[[ DATASET EXCERPTS, beginning ]]

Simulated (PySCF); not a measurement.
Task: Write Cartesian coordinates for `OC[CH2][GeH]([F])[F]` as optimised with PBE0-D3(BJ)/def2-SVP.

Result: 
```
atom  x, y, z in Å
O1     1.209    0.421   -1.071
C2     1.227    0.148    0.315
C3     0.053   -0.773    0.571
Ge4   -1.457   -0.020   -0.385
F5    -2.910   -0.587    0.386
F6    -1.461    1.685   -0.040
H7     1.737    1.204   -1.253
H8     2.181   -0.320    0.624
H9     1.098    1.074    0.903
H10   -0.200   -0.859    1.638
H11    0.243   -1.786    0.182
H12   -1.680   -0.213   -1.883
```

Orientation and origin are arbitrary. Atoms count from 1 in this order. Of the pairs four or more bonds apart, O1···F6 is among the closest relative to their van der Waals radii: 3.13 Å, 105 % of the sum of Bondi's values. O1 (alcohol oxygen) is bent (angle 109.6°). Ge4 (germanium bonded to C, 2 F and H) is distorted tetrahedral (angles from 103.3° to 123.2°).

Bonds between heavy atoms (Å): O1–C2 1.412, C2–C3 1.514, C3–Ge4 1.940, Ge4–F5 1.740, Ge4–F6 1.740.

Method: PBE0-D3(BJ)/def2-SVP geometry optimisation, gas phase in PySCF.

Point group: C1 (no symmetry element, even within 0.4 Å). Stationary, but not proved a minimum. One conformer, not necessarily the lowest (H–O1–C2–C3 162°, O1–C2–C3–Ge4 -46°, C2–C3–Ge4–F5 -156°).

[[ DATASET EXCERPTS, end ]]

ACTIVITY> Give the entries again, every one of them exactly.

EXERCISE SOLUTION>
Simulated (PySCF); not a measurement.
Task: Write Cartesian coordinates for `OC[CH2][GeH]([F])[F]` as optimised with PBE0-D3(BJ)/def2-SVP.

Result: 
```
atom  x, y, z in Å
O1     1.209    0.421   -1.071
C2     1.227    0.148    0.315
C3     0.053   -0.773    0.571
Ge4   -1.457   -0.020   -0.385
F5    -2.910   -0.587    0.386
F6    -1.461    1.685   -0.040
H7     1.737    1.204   -1.253
H8     2.181   -0.320    0.624
H9     1.098    1.074    0.903
H10   -0.200   -0.859    1.638
H11    0.243   -1.786    0.182
H12   -1.680   -0.213   -1.883
```

Orientation and origin are arbitrary. Atoms count from 1 in this order. Of the pairs four or more bonds apart, O1···F6 is among the closest relative to their van der Waals radii: 3.13 Å, 105 % of the sum of Bondi's values. O1 (alcohol oxygen) is bent (angle 109.6°). Ge4 (germanium bonded to C, 2 F and H) is distorted tetrahedral (angles from 103.3° to 123.2°).

Bonds between heavy atoms (Å): O1–C2 1.412, C2–C3 1.514, C3–Ge4 1.940, Ge4–F5 1.740, Ge4–F6 1.740.

Method: PBE0-D3(BJ)/def2-SVP geometry optimisation, gas phase in PySCF.

Point group: C1 (no symmetry element, even within 0.4 Å). Stationary, but not proved a minimum. One conformer, not necessarily the lowest (H–O1–C2–C3 162°, O1–C2–C3–Ge4 -46°, C2–C3–Ge4–F5 -156°).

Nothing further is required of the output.